_RECORDED INFORMATION:_

# # # #

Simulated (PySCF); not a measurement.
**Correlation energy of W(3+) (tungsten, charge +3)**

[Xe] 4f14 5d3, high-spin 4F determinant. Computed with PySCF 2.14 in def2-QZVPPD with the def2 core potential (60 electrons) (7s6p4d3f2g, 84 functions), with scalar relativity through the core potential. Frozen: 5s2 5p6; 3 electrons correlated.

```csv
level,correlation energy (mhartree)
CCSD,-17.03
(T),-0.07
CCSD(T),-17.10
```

# # # #

Set down each line of the data precisely as it appears above.

Simulated (PySCF); not a measurement.
**Correlation energy of W(3+) (tungsten, charge +3)**

[Xe] 4f14 5d3, high-spin 4F determinant. Computed with PySCF 2.14 in def2-QZVPPD with the def2 core potential (60 electrons) (7s6p4d3f2g, 84 functions), with scalar relativity through the core potential. Frozen: 5s2 5p6; 3 electrons correlated.

```csv
level,correlation energy (mhartree)
CCSD,-17.03
(T),-0.07
CCSD(T),-17.10
```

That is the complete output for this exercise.